**WORK ITEM**
Retype, without any change, the first line of the records and every line after it through the one containing "only 3 points.".

**DATA**
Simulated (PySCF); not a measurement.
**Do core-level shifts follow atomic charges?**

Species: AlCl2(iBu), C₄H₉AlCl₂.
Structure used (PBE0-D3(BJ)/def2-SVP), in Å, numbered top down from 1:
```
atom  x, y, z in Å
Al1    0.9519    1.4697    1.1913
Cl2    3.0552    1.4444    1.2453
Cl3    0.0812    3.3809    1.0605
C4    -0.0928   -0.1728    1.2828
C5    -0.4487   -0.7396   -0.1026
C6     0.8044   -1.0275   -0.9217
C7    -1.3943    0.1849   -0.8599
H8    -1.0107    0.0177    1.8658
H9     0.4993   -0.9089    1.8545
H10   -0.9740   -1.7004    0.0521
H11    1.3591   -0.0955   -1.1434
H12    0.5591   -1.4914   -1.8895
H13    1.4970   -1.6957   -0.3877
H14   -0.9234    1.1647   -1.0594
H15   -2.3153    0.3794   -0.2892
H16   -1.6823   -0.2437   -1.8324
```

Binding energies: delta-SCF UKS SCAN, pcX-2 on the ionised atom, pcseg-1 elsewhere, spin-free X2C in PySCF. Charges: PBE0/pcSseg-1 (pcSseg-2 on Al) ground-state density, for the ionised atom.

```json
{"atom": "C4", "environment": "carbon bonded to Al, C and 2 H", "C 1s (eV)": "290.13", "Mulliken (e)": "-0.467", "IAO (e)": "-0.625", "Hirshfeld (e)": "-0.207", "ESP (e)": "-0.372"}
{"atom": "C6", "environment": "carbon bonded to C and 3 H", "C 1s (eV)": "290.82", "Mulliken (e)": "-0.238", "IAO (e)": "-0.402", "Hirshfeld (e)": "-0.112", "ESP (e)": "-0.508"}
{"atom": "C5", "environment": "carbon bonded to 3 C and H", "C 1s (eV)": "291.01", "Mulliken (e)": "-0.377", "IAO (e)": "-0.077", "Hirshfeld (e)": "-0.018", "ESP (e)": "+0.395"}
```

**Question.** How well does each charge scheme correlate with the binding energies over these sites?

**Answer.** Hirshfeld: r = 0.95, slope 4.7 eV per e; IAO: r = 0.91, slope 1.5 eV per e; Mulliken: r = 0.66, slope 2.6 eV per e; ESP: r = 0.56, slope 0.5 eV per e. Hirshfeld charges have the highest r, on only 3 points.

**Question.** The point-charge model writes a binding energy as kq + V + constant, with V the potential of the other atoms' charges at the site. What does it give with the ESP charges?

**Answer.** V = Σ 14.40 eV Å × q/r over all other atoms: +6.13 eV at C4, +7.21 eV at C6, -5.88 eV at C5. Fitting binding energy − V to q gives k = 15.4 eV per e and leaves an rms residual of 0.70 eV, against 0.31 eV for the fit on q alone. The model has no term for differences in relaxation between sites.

**EXERCISE RESULT**
Simulated (PySCF); not a measurement.
**Do core-level shifts follow atomic charges?**

Species: AlCl2(iBu), C₄H₉AlCl₂.
Structure used (PBE0-D3(BJ)/def2-SVP), in Å, numbered top down from 1:
```
atom  x, y, z in Å
Al1    0.9519    1.4697    1.1913
Cl2    3.0552    1.4444    1.2453
Cl3    0.0812    3.3809    1.0605
C4    -0.0928   -0.1728    1.2828
C5    -0.4487   -0.7396   -0.1026
C6     0.8044   -1.0275   -0.9217
C7    -1.3943    0.1849   -0.8599
H8    -1.0107    0.0177    1.8658
H9     0.4993   -0.9089    1.8545
H10   -0.9740   -1.7004    0.0521
H11    1.3591   -0.0955   -1.1434
H12    0.5591   -1.4914   -1.8895
H13    1.4970   -1.6957   -0.3877
H14   -0.9234    1.1647   -1.0594
H15   -2.3153    0.3794   -0.2892
H16   -1.6823   -0.2437   -1.8324
```

Binding energies: delta-SCF UKS SCAN, pcX-2 on the ionised atom, pcseg-1 elsewhere, spin-free X2C in PySCF. Charges: PBE0/pcSseg-1 (pcSseg-2 on Al) ground-state density, for the ionised atom.

```json
{"atom": "C4", "environment": "carbon bonded to Al, C and 2 H", "C 1s (eV)": "290.13", "Mulliken (e)": "-0.467", "IAO (e)": "-0.625", "Hirshfeld (e)": "-0.207", "ESP (e)": "-0.372"}
{"atom": "C6", "environment": "carbon bonded to C and 3 H", "C 1s (eV)": "290.82", "Mulliken (e)": "-0.238", "IAO (e)": "-0.402", "Hirshfeld (e)": "-0.112", "ESP (e)": "-0.508"}
{"atom": "C5", "environment": "carbon bonded to 3 C and H", "C 1s (eV)": "291.01", "Mulliken (e)": "-0.377", "IAO (e)": "-0.077", "Hirshfeld (e)": "-0.018", "ESP (e)": "+0.395"}
```

**Question.** How well does each charge scheme correlate with the binding energies over these sites?

**Answer.** Hirshfeld: r = 0.95, slope 4.7 eV per e; IAO: r = 0.91, slope 1.5 eV per e; Mulliken: r = 0.66, slope 2.6 eV per e; ESP: r = 0.56, slope 0.5 eV per e. Hirshfeld charges have the highest r, on only 3 points.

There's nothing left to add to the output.